Top of Provided records
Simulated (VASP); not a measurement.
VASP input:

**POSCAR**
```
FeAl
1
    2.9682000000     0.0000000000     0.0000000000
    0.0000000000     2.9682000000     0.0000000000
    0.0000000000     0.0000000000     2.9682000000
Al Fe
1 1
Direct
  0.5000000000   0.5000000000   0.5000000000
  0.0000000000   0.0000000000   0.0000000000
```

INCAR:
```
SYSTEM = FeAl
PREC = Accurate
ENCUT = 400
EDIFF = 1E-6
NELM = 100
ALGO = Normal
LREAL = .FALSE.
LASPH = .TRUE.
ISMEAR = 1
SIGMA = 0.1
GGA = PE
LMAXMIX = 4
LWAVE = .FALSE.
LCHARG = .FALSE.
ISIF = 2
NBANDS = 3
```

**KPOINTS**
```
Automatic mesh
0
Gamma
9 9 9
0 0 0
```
Bottom of Provided records

### [Required action]
Send back the whole listing above exactly, please.

### [Response area]
Simulated (VASP); not a measurement.
VASP input:

**POSCAR**
```
FeAl
1
    2.9682000000     0.0000000000     0.0000000000
    0.0000000000     2.9682000000     0.0000000000
    0.0000000000     0.0000000000     2.9682000000
Al Fe
1 1
Direct
  0.5000000000   0.5000000000   0.5000000000
  0.0000000000   0.0000000000   0.0000000000
```

INCAR:
```
SYSTEM = FeAl
PREC = Accurate
ENCUT = 400
EDIFF = 1E-6
NELM = 100
ALGO = Normal
LREAL = .FALSE.
LASPH = .TRUE.
ISMEAR = 1
SIGMA = 0.1
GGA = PE
LMAXMIX = 4
LWAVE = .FALSE.
LCHARG = .FALSE.
ISIF = 2
NBANDS = 3
```

**KPOINTS**
```
Automatic mesh
0
Gamma
9 9 9
0 0 0
```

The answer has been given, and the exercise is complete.